## ACTION ITEM
Each record is to be given again precisely as written.

[DATA RECORDS — start]

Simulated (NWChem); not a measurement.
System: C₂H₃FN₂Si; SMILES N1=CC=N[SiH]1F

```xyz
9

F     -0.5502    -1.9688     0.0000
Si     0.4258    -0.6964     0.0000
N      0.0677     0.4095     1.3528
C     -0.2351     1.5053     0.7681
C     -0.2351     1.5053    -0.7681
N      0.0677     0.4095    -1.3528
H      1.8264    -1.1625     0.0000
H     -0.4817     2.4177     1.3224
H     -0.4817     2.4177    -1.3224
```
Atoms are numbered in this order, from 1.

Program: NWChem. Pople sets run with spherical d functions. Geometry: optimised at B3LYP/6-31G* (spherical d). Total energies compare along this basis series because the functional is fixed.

[DATA RECORDS — finish]

## SOLUTION
Simulated (NWChem); not a measurement.
System: C₂H₃FN₂Si; SMILES N1=CC=N[SiH]1F

```xyz
9

F     -0.5502    -1.9688     0.0000
Si     0.4258    -0.6964     0.0000
N      0.0677     0.4095     1.3528
C     -0.2351     1.5053     0.7681
C     -0.2351     1.5053    -0.7681
N      0.0677     0.4095    -1.3528
H      1.8264    -1.1625     0.0000
H     -0.4817     2.4177     1.3224
H     -0.4817     2.4177    -1.3224
```
Atoms are numbered in this order, from 1.

Program: NWChem. Pople sets run with spherical d functions. Geometry: optimised at B3LYP/6-31G* (spherical d). Total energies compare along this basis series because the functional is fixed.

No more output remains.